▶ **PROVIDED DATA**
.....

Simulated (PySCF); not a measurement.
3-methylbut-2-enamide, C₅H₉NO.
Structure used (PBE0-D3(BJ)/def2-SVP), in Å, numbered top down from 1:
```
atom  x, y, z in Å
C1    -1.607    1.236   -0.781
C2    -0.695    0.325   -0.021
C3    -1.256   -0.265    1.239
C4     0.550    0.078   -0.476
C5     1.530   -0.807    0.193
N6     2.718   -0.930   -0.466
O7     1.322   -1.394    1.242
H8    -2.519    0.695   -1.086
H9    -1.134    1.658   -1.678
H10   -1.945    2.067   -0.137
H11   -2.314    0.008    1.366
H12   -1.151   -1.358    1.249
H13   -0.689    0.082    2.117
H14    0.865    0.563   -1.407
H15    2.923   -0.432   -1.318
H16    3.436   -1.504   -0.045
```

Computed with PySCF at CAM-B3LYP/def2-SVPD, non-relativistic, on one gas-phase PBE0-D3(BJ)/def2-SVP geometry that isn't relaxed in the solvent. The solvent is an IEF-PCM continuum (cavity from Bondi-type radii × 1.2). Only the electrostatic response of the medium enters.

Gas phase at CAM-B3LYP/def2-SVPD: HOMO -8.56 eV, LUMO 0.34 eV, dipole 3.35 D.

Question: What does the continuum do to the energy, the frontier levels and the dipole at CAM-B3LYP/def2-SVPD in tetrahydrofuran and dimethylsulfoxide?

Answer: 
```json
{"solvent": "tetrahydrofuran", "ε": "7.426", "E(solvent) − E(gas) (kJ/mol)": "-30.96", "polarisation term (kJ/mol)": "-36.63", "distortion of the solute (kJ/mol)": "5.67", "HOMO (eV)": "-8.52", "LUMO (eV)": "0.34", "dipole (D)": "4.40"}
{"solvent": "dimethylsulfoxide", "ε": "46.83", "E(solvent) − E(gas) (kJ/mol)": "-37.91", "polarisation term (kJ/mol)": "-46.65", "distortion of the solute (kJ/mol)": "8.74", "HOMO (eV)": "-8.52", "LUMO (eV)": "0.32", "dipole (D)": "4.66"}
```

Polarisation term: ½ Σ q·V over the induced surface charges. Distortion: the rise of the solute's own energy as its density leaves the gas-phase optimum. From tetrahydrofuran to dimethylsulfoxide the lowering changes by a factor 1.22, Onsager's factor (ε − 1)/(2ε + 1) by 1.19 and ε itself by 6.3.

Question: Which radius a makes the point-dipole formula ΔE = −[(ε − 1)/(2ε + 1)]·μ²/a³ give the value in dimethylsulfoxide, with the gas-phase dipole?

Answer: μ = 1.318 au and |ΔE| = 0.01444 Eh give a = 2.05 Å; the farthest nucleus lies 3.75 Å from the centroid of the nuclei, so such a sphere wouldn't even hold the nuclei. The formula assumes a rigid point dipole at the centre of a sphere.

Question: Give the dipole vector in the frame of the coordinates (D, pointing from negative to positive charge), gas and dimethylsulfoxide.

.....

▶ **REQUIRED ACTION**
Retype only the lines above between the line with "Polarisation term: ½" and the line with "Answer: μ = 1.318", counting those two lines as well, and keep every character as it is.

▶ **RESPONSE BOX**
Polarisation term: ½ Σ q·V over the induced surface charges. Distortion: the rise of the solute's own energy as its density leaves the gas-phase optimum. From tetrahydrofuran to dimethylsulfoxide the lowering changes by a factor 1.22, Onsager's factor (ε − 1)/(2ε + 1) by 1.19 and ε itself by 6.3.

Question: Which radius a makes the point-dipole formula ΔE = −[(ε − 1)/(2ε + 1)]·μ²/a³ give the value in dimethylsulfoxide, with the gas-phase dipole?

Answer: μ = 1.318 au and |ΔE| = 0.01444 Eh give a = 2.05 Å; the farthest nucleus lies 3.75 Å from the centroid of the nuclei, so such a sphere wouldn't even hold the nuclei. The formula assumes a rigid point dipole at the centre of a sphere.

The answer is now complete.